Work instruction
Nothing but the lines from the start of the records through the line that contains "A: B (-8.8 GPa), A (-4.8 GPa), C (2.4 GPa)." is to be copied, and each is to be copied exactly.

======
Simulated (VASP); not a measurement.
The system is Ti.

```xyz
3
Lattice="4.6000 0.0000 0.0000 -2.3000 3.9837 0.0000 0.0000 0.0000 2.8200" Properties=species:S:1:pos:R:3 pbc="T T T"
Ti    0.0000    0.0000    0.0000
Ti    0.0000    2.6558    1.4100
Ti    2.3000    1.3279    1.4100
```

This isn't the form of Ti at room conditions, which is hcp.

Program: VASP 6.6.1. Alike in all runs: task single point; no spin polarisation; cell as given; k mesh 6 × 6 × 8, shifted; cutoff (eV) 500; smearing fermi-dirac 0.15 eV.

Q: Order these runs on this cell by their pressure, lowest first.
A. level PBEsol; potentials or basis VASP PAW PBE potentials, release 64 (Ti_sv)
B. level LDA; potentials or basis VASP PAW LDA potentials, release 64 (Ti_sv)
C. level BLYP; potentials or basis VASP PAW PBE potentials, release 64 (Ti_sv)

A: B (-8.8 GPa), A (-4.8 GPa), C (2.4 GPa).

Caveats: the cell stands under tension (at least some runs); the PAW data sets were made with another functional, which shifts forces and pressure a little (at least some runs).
======

Response box
Simulated (VASP); not a measurement.
The system is Ti.

```xyz
3
Lattice="4.6000 0.0000 0.0000 -2.3000 3.9837 0.0000 0.0000 0.0000 2.8200" Properties=species:S:1:pos:R:3 pbc="T T T"
Ti    0.0000    0.0000    0.0000
Ti    0.0000    2.6558    1.4100
Ti    2.3000    1.3279    1.4100
```

This isn't the form of Ti at room conditions, which is hcp.

Program: VASP 6.6.1. Alike in all runs: task single point; no spin polarisation; cell as given; k mesh 6 × 6 × 8, shifted; cutoff (eV) 500; smearing fermi-dirac 0.15 eV.

Q: Order these runs on this cell by their pressure, lowest first.
A. level PBEsol; potentials or basis VASP PAW PBE potentials, release 64 (Ti_sv)
B. level LDA; potentials or basis VASP PAW LDA potentials, release 64 (Ti_sv)
C. level BLYP; potentials or basis VASP PAW PBE potentials, release 64 (Ti_sv)

A: B (-8.8 GPa), A (-4.8 GPa), C (2.4 GPa).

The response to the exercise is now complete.